== The data

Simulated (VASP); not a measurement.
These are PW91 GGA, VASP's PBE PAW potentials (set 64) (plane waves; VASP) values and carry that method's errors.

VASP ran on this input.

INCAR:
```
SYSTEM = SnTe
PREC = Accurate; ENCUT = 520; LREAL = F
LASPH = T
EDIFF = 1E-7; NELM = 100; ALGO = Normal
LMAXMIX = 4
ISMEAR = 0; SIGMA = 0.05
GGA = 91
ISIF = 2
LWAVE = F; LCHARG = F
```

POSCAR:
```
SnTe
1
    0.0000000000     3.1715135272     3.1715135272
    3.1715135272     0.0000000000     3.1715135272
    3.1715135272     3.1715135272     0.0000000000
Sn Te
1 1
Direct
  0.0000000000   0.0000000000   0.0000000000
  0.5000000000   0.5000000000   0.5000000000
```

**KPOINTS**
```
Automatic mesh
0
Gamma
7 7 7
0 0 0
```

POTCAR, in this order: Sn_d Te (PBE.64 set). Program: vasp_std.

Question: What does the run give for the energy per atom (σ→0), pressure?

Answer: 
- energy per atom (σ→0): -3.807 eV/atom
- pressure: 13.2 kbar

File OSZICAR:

====

Using the records above as the source, restate each line verbatim.

Reply
Simulated (VASP); not a measurement.
These are PW91 GGA, VASP's PBE PAW potentials (set 64) (plane waves; VASP) values and carry that method's errors.

VASP ran on this input.

INCAR:
```
SYSTEM = SnTe
PREC = Accurate; ENCUT = 520; LREAL = F
LASPH = T
EDIFF = 1E-7; NELM = 100; ALGO = Normal
LMAXMIX = 4
ISMEAR = 0; SIGMA = 0.05
GGA = 91
ISIF = 2
LWAVE = F; LCHARG = F
```

POSCAR:
```
SnTe
1
    0.0000000000     3.1715135272     3.1715135272
    3.1715135272     0.0000000000     3.1715135272
    3.1715135272     3.1715135272     0.0000000000
Sn Te
1 1
Direct
  0.0000000000   0.0000000000   0.0000000000
  0.5000000000   0.5000000000   0.5000000000
```

**KPOINTS**
```
Automatic mesh
0
Gamma
7 7 7
0 0 0
```

POTCAR, in this order: Sn_d Te (PBE.64 set). Program: vasp_std.

Question: What does the run give for the energy per atom (σ→0), pressure?

Answer: 
- energy per atom (σ→0): -3.807 eV/atom
- pressure: 13.2 kbar

File OSZICAR:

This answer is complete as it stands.